* _EXTRACTED ENTRIES_
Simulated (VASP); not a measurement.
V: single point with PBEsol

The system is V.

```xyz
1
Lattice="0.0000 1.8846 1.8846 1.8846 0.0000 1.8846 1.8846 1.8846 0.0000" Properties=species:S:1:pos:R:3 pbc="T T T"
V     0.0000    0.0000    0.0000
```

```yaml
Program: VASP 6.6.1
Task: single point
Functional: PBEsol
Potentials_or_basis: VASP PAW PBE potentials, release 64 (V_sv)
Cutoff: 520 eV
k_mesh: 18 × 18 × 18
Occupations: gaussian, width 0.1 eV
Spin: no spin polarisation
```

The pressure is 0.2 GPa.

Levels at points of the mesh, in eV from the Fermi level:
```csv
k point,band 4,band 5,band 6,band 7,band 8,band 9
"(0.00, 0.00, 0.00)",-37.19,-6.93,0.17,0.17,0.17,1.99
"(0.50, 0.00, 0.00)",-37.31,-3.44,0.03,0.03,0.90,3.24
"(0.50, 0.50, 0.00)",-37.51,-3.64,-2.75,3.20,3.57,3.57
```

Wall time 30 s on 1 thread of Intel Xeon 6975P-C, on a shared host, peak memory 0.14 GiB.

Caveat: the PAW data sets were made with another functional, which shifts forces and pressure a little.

* _REQUIRED ACTION_
Would you retype exactly the lines above, from the line with "Levels at points" to the line with "Wall time 30", with both end lines kept and nothing more?

* _TASK RESPONSE_
Levels at points of the mesh, in eV from the Fermi level:
```csv
k point,band 4,band 5,band 6,band 7,band 8,band 9
"(0.00, 0.00, 0.00)",-37.19,-6.93,0.17,0.17,0.17,1.99
"(0.50, 0.00, 0.00)",-37.31,-3.44,0.03,0.03,0.90,3.24
"(0.50, 0.50, 0.00)",-37.51,-3.64,-2.75,3.20,3.57,3.57
```

Wall time 30 s on 1 thread of Intel Xeon 6975P-C, on a shared host, peak memory 0.14 GiB.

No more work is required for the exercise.